A verbatim transcript of the lines below, starting at the first and ending with the one that holds "Several settings changed at once.", is what should be produced.

Data supplied section start
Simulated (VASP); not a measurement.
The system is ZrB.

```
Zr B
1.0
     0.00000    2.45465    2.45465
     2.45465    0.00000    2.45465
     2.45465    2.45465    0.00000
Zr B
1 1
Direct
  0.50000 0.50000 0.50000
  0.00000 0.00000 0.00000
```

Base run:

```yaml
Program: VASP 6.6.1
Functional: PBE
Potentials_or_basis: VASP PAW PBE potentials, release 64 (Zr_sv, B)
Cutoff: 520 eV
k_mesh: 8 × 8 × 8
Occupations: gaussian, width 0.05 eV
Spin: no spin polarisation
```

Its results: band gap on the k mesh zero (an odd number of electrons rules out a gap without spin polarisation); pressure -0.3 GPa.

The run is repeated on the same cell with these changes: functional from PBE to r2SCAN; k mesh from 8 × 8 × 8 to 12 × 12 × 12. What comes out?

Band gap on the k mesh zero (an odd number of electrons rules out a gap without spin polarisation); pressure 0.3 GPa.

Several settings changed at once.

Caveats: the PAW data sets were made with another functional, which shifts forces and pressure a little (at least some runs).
Data supplied section end

- Written response:
Simulated (VASP); not a measurement.
The system is ZrB.

```
Zr B
1.0
     0.00000    2.45465    2.45465
     2.45465    0.00000    2.45465
     2.45465    2.45465    0.00000
Zr B
1 1
Direct
  0.50000 0.50000 0.50000
  0.00000 0.00000 0.00000
```

Base run:

```yaml
Program: VASP 6.6.1
Functional: PBE
Potentials_or_basis: VASP PAW PBE potentials, release 64 (Zr_sv, B)
Cutoff: 520 eV
k_mesh: 8 × 8 × 8
Occupations: gaussian, width 0.05 eV
Spin: no spin polarisation
```

Its results: band gap on the k mesh zero (an odd number of electrons rules out a gap without spin polarisation); pressure -0.3 GPa.

The run is repeated on the same cell with these changes: functional from PBE to r2SCAN; k mesh from 8 × 8 × 8 to 12 × 12 × 12. What comes out?

Band gap on the k mesh zero (an odd number of electrons rules out a gap without spin polarisation); pressure 0.3 GPa.

Several settings changed at once.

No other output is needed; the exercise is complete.